# # #

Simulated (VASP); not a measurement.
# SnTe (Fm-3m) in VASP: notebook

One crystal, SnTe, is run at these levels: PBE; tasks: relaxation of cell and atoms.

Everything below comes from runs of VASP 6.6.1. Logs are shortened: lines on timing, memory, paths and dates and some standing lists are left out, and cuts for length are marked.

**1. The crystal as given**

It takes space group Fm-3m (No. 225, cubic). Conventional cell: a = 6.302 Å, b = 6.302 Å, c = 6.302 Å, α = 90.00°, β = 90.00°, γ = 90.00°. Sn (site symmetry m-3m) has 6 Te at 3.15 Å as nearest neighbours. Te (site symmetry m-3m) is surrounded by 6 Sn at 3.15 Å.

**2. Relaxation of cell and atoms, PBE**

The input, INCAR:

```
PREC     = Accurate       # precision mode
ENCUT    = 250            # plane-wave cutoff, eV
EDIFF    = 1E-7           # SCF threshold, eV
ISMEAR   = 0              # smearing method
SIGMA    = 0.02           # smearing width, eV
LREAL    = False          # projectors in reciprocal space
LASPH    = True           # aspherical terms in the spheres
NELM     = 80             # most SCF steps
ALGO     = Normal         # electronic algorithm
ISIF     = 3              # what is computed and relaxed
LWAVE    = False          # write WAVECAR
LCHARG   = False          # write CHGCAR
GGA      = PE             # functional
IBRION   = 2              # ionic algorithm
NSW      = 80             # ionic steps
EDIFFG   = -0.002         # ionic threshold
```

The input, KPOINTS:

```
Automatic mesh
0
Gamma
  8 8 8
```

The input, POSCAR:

# # #

— Work request —
Begin with the first line of the records and finish with the line containing "One crystal, SnTe, is". Reproduce those lines exactly, both ends included, and nothing else.

— Task response —
Simulated (VASP); not a measurement.
# SnTe (Fm-3m) in VASP: notebook

One crystal, SnTe, is run at these levels: PBE; tasks: relaxation of cell and atoms.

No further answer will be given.